◇ ◇ ◇ ◇

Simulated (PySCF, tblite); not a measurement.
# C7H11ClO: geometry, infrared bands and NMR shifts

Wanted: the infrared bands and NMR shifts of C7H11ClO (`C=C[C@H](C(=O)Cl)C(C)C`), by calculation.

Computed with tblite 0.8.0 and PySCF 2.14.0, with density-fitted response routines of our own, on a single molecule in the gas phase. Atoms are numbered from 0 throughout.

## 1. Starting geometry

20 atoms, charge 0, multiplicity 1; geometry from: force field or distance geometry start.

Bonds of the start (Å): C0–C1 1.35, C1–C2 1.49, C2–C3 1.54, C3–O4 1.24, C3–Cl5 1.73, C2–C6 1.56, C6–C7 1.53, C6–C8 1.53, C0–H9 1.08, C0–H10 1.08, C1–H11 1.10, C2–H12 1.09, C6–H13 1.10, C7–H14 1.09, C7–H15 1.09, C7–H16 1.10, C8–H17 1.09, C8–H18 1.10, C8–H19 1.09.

◇ ◇ ◇ ◇

Give only the lines from the one holding "## 1. Starting geometry" through the one holding "20 atoms, charge", each restated exactly as it appears above.

**EXERCISE OUTPUT**
## 1. Starting geometry

20 atoms, charge 0, multiplicity 1; geometry from: force field or distance geometry start.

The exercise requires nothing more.